►
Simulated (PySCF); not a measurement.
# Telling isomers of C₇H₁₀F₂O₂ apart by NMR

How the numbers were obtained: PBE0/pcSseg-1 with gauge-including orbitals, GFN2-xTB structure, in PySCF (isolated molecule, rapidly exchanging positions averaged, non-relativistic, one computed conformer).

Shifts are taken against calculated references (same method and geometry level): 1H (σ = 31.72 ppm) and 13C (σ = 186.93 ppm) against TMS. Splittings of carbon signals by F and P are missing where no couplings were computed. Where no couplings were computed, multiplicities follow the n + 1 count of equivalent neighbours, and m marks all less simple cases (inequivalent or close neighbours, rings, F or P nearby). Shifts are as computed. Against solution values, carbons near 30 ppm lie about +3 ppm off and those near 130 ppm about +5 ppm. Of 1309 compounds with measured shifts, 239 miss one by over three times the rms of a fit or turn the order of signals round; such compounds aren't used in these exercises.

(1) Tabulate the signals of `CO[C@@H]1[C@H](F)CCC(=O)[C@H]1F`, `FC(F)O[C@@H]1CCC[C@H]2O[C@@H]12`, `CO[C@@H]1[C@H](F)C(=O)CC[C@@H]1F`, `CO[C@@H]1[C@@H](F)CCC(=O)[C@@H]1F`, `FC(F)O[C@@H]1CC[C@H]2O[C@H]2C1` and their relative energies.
◄

- _WORK REQUEST_
The records above need to be returned in full, with nothing altered.

- _EXERCISE RESPONSE_
Simulated (PySCF); not a measurement.
# Telling isomers of C₇H₁₀F₂O₂ apart by NMR

How the numbers were obtained: PBE0/pcSseg-1 with gauge-including orbitals, GFN2-xTB structure, in PySCF (isolated molecule, rapidly exchanging positions averaged, non-relativistic, one computed conformer).

Shifts are taken against calculated references (same method and geometry level): 1H (σ = 31.72 ppm) and 13C (σ = 186.93 ppm) against TMS. Splittings of carbon signals by F and P are missing where no couplings were computed. Where no couplings were computed, multiplicities follow the n + 1 count of equivalent neighbours, and m marks all less simple cases (inequivalent or close neighbours, rings, F or P nearby). Shifts are as computed. Against solution values, carbons near 30 ppm lie about +3 ppm off and those near 130 ppm about +5 ppm. Of 1309 compounds with measured shifts, 239 miss one by over three times the rms of a fit or turn the order of signals round; such compounds aren't used in these exercises.

(1) Tabulate the signals of `CO[C@@H]1[C@H](F)CCC(=O)[C@H]1F`, `FC(F)O[C@@H]1CCC[C@H]2O[C@@H]12`, `CO[C@@H]1[C@H](F)C(=O)CC[C@@H]1F`, `CO[C@@H]1[C@@H](F)CCC(=O)[C@@H]1F`, `FC(F)O[C@@H]1CC[C@H]2O[C@H]2C1` and their relative energies.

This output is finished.